— Provided records —
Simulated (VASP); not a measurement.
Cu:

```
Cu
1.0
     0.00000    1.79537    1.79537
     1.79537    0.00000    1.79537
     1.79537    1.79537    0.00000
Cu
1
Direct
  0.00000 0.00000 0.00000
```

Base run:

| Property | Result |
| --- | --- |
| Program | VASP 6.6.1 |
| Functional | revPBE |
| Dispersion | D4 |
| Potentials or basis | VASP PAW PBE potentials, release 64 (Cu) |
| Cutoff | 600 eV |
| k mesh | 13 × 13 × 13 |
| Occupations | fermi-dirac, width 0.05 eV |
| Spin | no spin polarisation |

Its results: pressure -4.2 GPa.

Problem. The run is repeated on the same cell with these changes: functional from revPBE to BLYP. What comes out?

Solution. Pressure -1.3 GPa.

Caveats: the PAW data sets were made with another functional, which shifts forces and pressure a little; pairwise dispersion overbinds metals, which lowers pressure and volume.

— Work item —
Copying word for word, give each line of the data above from the first one through the line containing "Solution. Pressure -1.3 GPa.", and nothing else.

— Written answer —
Simulated (VASP); not a measurement.
Cu:

```
Cu
1.0
     0.00000    1.79537    1.79537
     1.79537    0.00000    1.79537
     1.79537    1.79537    0.00000
Cu
1
Direct
  0.00000 0.00000 0.00000
```

Base run:

| Property | Result |
| --- | --- |
| Program | VASP 6.6.1 |
| Functional | revPBE |
| Dispersion | D4 |
| Potentials or basis | VASP PAW PBE potentials, release 64 (Cu) |
| Cutoff | 600 eV |
| k mesh | 13 × 13 × 13 |
| Occupations | fermi-dirac, width 0.05 eV |
| Spin | no spin polarisation |

Its results: pressure -4.2 GPa.

Problem. The run is repeated on the same cell with these changes: functional from revPBE to BLYP. What comes out?

Solution. Pressure -1.3 GPa.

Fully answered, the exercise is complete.